** Opening GIVEN INFORMATION block **
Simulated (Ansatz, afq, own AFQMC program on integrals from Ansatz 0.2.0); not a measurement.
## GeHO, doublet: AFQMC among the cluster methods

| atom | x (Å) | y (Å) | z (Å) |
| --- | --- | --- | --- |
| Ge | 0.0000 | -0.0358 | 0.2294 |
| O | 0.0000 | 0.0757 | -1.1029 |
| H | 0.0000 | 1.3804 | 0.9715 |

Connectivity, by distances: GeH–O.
** Closing GIVEN INFORMATION block **

[REQUIRED ACTION] The full set of entries must be transcribed exactly.

[WRITTEN RESPONSE]
Simulated (Ansatz, afq, own AFQMC program on integrals from Ansatz 0.2.0); not a measurement.
## GeHO, doublet: AFQMC among the cluster methods

| atom | x (Å) | y (Å) | z (Å) |
| --- | --- | --- | --- |
| Ge | 0.0000 | -0.0358 | 0.2294 |
| O | 0.0000 | 0.0757 | -1.1029 |
| H | 0.0000 | 1.3804 | 0.9715 |

Connectivity, by distances: GeH–O.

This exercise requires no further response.